→ Exercise
With both ends included, transcribe exactly the records below from their first line to the line that contains "types are kept.".

→ Information provided
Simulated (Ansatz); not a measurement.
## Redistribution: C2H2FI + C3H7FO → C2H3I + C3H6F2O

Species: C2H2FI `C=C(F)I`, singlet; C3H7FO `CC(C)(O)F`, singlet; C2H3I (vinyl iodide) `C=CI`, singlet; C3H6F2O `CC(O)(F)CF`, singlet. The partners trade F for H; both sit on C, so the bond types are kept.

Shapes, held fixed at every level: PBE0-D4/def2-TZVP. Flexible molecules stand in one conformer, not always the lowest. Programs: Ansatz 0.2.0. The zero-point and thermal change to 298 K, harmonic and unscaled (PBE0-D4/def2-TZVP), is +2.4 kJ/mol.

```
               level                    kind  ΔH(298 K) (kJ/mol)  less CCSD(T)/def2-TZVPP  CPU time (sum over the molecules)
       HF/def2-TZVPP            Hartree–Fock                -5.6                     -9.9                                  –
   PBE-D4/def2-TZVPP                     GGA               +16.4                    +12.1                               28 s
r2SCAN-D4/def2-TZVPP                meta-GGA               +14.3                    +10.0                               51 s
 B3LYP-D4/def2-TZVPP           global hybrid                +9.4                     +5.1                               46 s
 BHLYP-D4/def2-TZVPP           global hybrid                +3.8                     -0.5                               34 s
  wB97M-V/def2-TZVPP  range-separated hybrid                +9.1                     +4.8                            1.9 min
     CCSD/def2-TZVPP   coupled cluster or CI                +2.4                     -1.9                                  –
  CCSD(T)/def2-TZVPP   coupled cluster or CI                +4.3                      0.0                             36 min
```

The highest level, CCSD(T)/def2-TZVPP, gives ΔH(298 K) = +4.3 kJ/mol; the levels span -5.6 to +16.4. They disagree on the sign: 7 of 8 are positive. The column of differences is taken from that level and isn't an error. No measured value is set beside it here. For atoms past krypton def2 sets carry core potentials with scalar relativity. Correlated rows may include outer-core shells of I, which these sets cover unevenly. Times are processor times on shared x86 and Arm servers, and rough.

→ Expected answer
Simulated (Ansatz); not a measurement.
## Redistribution: C2H2FI + C3H7FO → C2H3I + C3H6F2O

Species: C2H2FI `C=C(F)I`, singlet; C3H7FO `CC(C)(O)F`, singlet; C2H3I (vinyl iodide) `C=CI`, singlet; C3H6F2O `CC(O)(F)CF`, singlet. The partners trade F for H; both sit on C, so the bond types are kept.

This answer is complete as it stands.